• _Requirement_
Your answer should consist solely of the lines from the first line of the data through the line with "The structure is", each reproduced exactly.

────────────────────────────────────────

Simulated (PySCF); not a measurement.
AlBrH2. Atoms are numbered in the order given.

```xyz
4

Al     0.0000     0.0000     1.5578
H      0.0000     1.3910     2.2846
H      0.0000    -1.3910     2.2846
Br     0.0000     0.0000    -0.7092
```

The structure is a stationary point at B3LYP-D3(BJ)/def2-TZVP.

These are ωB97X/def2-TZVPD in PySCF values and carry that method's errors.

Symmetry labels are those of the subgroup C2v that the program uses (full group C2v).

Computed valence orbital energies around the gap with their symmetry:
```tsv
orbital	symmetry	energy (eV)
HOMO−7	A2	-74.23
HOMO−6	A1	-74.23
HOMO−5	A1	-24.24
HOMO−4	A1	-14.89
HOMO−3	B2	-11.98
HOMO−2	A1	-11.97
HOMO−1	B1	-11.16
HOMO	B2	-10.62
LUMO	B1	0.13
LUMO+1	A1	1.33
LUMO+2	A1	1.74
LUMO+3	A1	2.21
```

────────────────────────────────────────

• _Answer space_
Simulated (PySCF); not a measurement.
AlBrH2. Atoms are numbered in the order given.

```xyz
4

Al     0.0000     0.0000     1.5578
H      0.0000     1.3910     2.2846
H      0.0000    -1.3910     2.2846
Br     0.0000     0.0000    -0.7092
```

The structure is a stationary point at B3LYP-D3(BJ)/def2-TZVP.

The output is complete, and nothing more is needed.